WORK REQUEST: Go to the line in the entries below that holds "2.708 | -0.050 |" and repeat exactly from there through the line that holds "-1.710 | -0.006 |", inclusive.

::::
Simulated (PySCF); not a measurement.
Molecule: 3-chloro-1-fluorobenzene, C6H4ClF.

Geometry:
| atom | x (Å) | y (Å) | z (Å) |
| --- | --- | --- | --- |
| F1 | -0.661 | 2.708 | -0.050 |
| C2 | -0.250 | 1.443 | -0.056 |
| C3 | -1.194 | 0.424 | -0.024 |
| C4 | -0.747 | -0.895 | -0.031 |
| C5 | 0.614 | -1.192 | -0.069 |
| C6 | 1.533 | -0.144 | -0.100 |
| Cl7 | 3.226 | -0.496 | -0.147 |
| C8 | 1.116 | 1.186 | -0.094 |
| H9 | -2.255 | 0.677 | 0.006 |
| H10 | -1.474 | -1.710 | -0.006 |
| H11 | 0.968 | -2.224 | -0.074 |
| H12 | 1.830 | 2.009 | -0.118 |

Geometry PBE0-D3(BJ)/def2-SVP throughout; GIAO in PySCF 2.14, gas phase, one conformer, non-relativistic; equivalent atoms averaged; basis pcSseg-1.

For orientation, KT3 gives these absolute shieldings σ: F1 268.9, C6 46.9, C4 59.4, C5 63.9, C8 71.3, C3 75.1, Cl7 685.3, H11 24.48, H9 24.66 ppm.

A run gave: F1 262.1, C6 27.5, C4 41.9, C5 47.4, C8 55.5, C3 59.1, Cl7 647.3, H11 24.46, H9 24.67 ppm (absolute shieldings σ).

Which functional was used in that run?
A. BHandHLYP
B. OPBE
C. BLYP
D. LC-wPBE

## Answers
::::

TASK OUTPUT:
| F1 | -0.661 | 2.708 | -0.050 |
| C2 | -0.250 | 1.443 | -0.056 |
| C3 | -1.194 | 0.424 | -0.024 |
| C4 | -0.747 | -0.895 | -0.031 |
| C5 | 0.614 | -1.192 | -0.069 |
| C6 | 1.533 | -0.144 | -0.100 |
| Cl7 | 3.226 | -0.496 | -0.147 |
| C8 | 1.116 | 1.186 | -0.094 |
| H9 | -2.255 | 0.677 | 0.006 |
| H10 | -1.474 | -1.710 | -0.006 |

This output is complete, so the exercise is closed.